→ REQUIREMENT: Repeat the material exactly, every line of it.

==============================

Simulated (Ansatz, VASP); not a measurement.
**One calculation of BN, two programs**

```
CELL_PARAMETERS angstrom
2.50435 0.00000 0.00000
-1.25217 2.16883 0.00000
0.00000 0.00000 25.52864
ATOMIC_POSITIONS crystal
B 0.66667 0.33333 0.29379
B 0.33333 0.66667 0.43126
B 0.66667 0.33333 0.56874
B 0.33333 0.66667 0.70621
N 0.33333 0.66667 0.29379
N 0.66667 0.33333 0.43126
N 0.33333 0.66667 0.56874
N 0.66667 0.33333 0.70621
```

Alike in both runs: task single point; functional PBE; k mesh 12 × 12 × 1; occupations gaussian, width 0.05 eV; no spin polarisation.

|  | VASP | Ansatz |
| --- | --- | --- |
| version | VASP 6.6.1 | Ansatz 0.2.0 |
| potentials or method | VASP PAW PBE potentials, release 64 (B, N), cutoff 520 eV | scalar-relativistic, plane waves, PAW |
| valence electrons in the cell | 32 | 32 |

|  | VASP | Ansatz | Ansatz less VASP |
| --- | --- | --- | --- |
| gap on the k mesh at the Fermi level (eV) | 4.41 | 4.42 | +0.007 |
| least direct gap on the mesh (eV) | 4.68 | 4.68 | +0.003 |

==============================

→ WRITTEN REPLY:
Simulated (Ansatz, VASP); not a measurement.
**One calculation of BN, two programs**

```
CELL_PARAMETERS angstrom
2.50435 0.00000 0.00000
-1.25217 2.16883 0.00000
0.00000 0.00000 25.52864
ATOMIC_POSITIONS crystal
B 0.66667 0.33333 0.29379
B 0.33333 0.66667 0.43126
B 0.66667 0.33333 0.56874
B 0.33333 0.66667 0.70621
N 0.33333 0.66667 0.29379
N 0.66667 0.33333 0.43126
N 0.33333 0.66667 0.56874
N 0.66667 0.33333 0.70621
```

Alike in both runs: task single point; functional PBE; k mesh 12 × 12 × 1; occupations gaussian, width 0.05 eV; no spin polarisation.

|  | VASP | Ansatz |
| --- | --- | --- |
| version | VASP 6.6.1 | Ansatz 0.2.0 |
| potentials or method | VASP PAW PBE potentials, release 64 (B, N), cutoff 520 eV | scalar-relativistic, plane waves, PAW |
| valence electrons in the cell | 32 | 32 |

|  | VASP | Ansatz | Ansatz less VASP |
| --- | --- | --- | --- |
| gap on the k mesh at the Fermi level (eV) | 4.41 | 4.42 | +0.007 |
| least direct gap on the mesh (eV) | 4.68 | 4.68 | +0.003 |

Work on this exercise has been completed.